*** Source material Section Begins ***
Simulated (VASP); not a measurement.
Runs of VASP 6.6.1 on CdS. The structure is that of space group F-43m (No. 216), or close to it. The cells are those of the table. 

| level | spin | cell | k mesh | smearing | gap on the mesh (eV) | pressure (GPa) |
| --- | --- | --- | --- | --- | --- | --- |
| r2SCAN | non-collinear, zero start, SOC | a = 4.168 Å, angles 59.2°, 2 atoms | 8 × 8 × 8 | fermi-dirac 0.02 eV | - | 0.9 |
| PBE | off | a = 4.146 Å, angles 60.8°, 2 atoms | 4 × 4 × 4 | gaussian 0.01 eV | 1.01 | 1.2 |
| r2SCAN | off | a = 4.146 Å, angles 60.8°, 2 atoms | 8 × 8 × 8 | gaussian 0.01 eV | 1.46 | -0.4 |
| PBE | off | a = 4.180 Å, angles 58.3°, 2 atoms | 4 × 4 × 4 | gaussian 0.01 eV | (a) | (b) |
*** Source material Section Ends ***

**Activity:**
The required result is an identical copy of the records above.

**Task solution:**
Simulated (VASP); not a measurement.
Runs of VASP 6.6.1 on CdS. The structure is that of space group F-43m (No. 216), or close to it. The cells are those of the table. 

| level | spin | cell | k mesh | smearing | gap on the mesh (eV) | pressure (GPa) |
| --- | --- | --- | --- | --- | --- | --- |
| r2SCAN | non-collinear, zero start, SOC | a = 4.168 Å, angles 59.2°, 2 atoms | 8 × 8 × 8 | fermi-dirac 0.02 eV | - | 0.9 |
| PBE | off | a = 4.146 Å, angles 60.8°, 2 atoms | 4 × 4 × 4 | gaussian 0.01 eV | 1.01 | 1.2 |
| r2SCAN | off | a = 4.146 Å, angles 60.8°, 2 atoms | 8 × 8 × 8 | gaussian 0.01 eV | 1.46 | -0.4 |
| PBE | off | a = 4.180 Å, angles 58.3°, 2 atoms | 4 × 4 × 4 | gaussian 0.01 eV | (a) | (b) |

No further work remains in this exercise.